Work task: Below are records; reproduce exactly the lines from the first through the one containing "0.735 | -0.0004 |".

[Start of section]
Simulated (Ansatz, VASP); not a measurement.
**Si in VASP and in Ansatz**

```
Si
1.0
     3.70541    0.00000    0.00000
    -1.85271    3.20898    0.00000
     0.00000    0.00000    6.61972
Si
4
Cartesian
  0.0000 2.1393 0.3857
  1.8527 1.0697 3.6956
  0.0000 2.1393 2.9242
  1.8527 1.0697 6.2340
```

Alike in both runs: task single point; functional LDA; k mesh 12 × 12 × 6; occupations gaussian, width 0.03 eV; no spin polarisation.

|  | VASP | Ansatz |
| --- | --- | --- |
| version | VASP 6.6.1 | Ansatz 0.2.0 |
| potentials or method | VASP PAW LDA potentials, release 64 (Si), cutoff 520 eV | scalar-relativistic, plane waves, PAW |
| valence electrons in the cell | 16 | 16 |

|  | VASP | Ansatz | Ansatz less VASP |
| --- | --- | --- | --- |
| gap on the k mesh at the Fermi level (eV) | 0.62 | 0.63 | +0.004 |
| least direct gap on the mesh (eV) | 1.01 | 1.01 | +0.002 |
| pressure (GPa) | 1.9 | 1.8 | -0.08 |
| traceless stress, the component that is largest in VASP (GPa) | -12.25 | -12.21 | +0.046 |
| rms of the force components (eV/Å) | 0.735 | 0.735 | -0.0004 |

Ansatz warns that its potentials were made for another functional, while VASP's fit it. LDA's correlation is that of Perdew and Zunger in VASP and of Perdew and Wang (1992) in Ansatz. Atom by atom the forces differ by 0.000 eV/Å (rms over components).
[End of section]

Exercise output:
Simulated (Ansatz, VASP); not a measurement.
**Si in VASP and in Ansatz**

```
Si
1.0
     3.70541    0.00000    0.00000
    -1.85271    3.20898    0.00000
     0.00000    0.00000    6.61972
Si
4
Cartesian
  0.0000 2.1393 0.3857
  1.8527 1.0697 3.6956
  0.0000 2.1393 2.9242
  1.8527 1.0697 6.2340
```

Alike in both runs: task single point; functional LDA; k mesh 12 × 12 × 6; occupations gaussian, width 0.03 eV; no spin polarisation.

|  | VASP | Ansatz |
| --- | --- | --- |
| version | VASP 6.6.1 | Ansatz 0.2.0 |
| potentials or method | VASP PAW LDA potentials, release 64 (Si), cutoff 520 eV | scalar-relativistic, plane waves, PAW |
| valence electrons in the cell | 16 | 16 |

|  | VASP | Ansatz | Ansatz less VASP |
| --- | --- | --- | --- |
| gap on the k mesh at the Fermi level (eV) | 0.62 | 0.63 | +0.004 |
| least direct gap on the mesh (eV) | 1.01 | 1.01 | +0.002 |
| pressure (GPa) | 1.9 | 1.8 | -0.08 |
| traceless stress, the component that is largest in VASP (GPa) | -12.25 | -12.21 | +0.046 |
| rms of the force components (eV/Å) | 0.735 | 0.735 | -0.0004 |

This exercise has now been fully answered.